Supplied material START

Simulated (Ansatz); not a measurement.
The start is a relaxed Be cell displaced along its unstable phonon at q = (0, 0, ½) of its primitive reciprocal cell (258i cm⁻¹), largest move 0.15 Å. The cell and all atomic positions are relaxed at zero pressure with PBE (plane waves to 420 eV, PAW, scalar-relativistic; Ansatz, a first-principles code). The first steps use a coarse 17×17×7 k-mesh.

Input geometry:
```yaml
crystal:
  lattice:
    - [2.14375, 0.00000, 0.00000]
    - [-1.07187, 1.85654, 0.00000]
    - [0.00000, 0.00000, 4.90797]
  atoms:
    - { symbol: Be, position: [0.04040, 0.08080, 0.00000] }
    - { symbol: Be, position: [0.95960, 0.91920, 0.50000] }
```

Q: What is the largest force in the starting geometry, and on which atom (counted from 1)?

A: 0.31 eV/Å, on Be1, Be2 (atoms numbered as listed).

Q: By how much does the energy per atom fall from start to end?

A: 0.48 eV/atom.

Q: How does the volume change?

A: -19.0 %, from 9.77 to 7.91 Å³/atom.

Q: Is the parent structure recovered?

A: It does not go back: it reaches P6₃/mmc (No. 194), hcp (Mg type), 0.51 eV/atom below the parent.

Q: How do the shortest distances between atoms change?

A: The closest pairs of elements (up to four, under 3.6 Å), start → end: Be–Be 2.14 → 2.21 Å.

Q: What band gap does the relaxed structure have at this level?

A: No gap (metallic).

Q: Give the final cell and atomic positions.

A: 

Supplied material END

*Brief*: From the material above, set down exactly the lines starting at the one with "Q: By how much" and ending at the one with "Q: Is the parent structure recovered?", end lines included.

*Exercise answer*:
Q: By how much does the energy per atom fall from start to end?

A: 0.48 eV/atom.

Q: How does the volume change?

A: -19.0 %, from 9.77 to 7.91 Å³/atom.

Q: Is the parent structure recovered?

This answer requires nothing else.